◆ **ASSIGNMENT**
Please give the records below back in full, exactly as shown.

»»

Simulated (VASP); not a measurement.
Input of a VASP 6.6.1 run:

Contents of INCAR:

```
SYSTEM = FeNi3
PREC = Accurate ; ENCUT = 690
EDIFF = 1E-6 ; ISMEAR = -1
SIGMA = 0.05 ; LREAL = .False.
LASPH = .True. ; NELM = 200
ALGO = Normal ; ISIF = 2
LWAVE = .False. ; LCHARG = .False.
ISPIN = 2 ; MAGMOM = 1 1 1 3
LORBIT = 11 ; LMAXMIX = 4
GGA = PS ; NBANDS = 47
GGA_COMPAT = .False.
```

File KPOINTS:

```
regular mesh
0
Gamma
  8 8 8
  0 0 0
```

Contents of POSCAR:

««

◆ **TASK SOLUTION**
Simulated (VASP); not a measurement.
Input of a VASP 6.6.1 run:

Contents of INCAR:

```
SYSTEM = FeNi3
PREC = Accurate ; ENCUT = 690
EDIFF = 1E-6 ; ISMEAR = -1
SIGMA = 0.05 ; LREAL = .False.
LASPH = .True. ; NELM = 200
ALGO = Normal ; ISIF = 2
LWAVE = .False. ; LCHARG = .False.
ISPIN = 2 ; MAGMOM = 1 1 1 3
LORBIT = 11 ; LMAXMIX = 4
GGA = PS ; NBANDS = 47
GGA_COMPAT = .False.
```

File KPOINTS:

```
regular mesh
0
Gamma
  8 8 8
  0 0 0
```

Contents of POSCAR:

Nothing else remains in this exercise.